....

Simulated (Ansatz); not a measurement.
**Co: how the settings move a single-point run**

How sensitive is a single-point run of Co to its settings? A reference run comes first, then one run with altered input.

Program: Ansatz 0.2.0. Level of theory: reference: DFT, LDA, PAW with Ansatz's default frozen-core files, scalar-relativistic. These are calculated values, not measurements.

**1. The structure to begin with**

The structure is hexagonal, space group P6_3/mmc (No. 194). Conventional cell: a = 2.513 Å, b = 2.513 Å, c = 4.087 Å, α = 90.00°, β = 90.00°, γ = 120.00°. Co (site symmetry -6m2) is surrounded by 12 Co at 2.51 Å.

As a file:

....

Assigned task
Nothing but an exact copy of the lines from the start of the entries through the line containing "The structure is" belongs in the response.

Written solution
Simulated (Ansatz); not a measurement.
**Co: how the settings move a single-point run**

How sensitive is a single-point run of Co to its settings? A reference run comes first, then one run with altered input.

Program: Ansatz 0.2.0. Level of theory: reference: DFT, LDA, PAW with Ansatz's default frozen-core files, scalar-relativistic. These are calculated values, not measurements.

**1. The structure to begin with**

The structure is hexagonal, space group P6_3/mmc (No. 194). Conventional cell: a = 2.513 Å, b = 2.513 Å, c = 4.087 Å, α = 90.00°, β = 90.00°, γ = 120.00°. Co (site symmetry -6m2) is surrounded by 12 Co at 2.51 Å.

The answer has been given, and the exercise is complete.